= WORK ITEM =
Extract, without alteration, each line from the start of the listing to the line bearing "## Step 1: The cell of the first run".

··· DATA LISTING ···
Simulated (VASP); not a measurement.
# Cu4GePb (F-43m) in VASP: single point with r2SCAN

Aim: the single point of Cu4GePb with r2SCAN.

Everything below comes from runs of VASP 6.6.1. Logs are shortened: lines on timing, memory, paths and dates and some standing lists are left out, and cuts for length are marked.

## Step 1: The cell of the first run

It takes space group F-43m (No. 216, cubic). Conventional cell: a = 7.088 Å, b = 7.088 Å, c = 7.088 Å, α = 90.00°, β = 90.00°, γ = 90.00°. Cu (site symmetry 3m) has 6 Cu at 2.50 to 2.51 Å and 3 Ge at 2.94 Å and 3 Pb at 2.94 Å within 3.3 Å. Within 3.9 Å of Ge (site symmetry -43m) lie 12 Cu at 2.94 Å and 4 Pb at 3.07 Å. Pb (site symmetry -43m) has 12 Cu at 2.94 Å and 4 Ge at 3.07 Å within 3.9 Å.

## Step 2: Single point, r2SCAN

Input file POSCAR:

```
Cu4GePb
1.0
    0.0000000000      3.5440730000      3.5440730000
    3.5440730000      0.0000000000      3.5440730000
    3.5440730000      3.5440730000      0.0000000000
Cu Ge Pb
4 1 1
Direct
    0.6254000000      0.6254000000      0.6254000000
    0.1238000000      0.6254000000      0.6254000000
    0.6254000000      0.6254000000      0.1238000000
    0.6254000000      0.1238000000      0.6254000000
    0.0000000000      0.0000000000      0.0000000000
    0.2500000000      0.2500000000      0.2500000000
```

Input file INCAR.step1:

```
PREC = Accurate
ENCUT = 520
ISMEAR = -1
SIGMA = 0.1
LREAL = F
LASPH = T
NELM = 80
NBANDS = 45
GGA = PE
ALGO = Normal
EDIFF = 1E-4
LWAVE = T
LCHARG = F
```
···

= ANSWER SECTION =
Simulated (VASP); not a measurement.
# Cu4GePb (F-43m) in VASP: single point with r2SCAN

Aim: the single point of Cu4GePb with r2SCAN.

Everything below comes from runs of VASP 6.6.1. Logs are shortened: lines on timing, memory, paths and dates and some standing lists are left out, and cuts for length are marked.

## Step 1: The cell of the first run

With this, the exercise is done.